Look below for the lines from the one with "The structure was" to the one with "## (1) Starting point", and copy exactly those lines, both ends included.

Material supplied —
Start of Block
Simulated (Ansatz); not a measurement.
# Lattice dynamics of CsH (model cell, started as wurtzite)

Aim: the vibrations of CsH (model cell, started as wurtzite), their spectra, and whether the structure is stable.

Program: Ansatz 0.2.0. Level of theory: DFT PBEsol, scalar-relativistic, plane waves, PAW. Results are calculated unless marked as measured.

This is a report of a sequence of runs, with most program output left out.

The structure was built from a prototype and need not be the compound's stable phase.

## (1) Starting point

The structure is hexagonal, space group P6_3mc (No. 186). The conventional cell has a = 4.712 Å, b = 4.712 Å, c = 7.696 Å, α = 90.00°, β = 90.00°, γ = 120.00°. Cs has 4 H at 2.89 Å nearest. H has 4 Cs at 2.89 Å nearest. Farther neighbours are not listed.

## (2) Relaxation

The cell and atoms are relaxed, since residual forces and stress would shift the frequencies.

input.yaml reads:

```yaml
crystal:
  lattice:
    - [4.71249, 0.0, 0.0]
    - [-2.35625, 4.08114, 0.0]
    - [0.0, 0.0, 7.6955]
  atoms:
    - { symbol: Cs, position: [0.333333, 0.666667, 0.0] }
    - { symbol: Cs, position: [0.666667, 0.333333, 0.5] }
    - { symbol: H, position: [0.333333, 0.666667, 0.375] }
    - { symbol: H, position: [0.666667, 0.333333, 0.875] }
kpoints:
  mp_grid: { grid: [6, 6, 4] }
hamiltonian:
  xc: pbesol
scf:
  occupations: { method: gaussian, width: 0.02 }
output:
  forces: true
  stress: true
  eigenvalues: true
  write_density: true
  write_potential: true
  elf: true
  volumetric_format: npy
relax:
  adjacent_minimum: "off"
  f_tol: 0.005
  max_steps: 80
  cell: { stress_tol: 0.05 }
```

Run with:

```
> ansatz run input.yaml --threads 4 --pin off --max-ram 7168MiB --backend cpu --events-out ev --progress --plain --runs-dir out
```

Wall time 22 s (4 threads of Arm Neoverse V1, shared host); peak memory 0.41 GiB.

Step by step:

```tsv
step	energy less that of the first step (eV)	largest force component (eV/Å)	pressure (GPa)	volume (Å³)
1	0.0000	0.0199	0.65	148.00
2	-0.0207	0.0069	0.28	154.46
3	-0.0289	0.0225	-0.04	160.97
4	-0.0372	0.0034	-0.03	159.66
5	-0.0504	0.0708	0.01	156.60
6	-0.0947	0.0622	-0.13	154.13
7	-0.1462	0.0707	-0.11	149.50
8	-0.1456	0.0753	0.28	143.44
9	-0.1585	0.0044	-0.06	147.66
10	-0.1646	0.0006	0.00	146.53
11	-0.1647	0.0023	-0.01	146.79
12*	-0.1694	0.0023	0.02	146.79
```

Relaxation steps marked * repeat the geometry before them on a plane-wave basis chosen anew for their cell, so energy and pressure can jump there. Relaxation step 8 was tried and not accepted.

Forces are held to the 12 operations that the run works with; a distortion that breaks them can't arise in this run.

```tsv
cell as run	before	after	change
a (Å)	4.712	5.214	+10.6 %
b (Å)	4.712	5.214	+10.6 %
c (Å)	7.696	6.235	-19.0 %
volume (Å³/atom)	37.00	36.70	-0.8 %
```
End of Block

Your solution —
The structure was built from a prototype and need not be the compound's stable phase.

## (1) Starting point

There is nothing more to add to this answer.